■ **Excerpted data**
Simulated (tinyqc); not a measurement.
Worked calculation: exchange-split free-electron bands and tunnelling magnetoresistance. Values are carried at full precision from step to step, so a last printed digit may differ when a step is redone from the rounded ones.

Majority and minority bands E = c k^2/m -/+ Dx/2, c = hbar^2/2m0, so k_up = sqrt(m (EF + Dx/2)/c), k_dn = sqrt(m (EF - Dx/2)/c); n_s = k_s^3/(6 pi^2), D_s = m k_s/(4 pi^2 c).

■ **Assigned task**
Copy the data above in its entirety, exactly as given.

■ **Your response**
Simulated (tinyqc); not a measurement.
Worked calculation: exchange-split free-electron bands and tunnelling magnetoresistance. Values are carried at full precision from step to step, so a last printed digit may differ when a step is redone from the rounded ones.

Majority and minority bands E = c k^2/m -/+ Dx/2, c = hbar^2/2m0, so k_up = sqrt(m (EF + Dx/2)/c), k_dn = sqrt(m (EF - Dx/2)/c); n_s = k_s^3/(6 pi^2), D_s = m k_s/(4 pi^2 c).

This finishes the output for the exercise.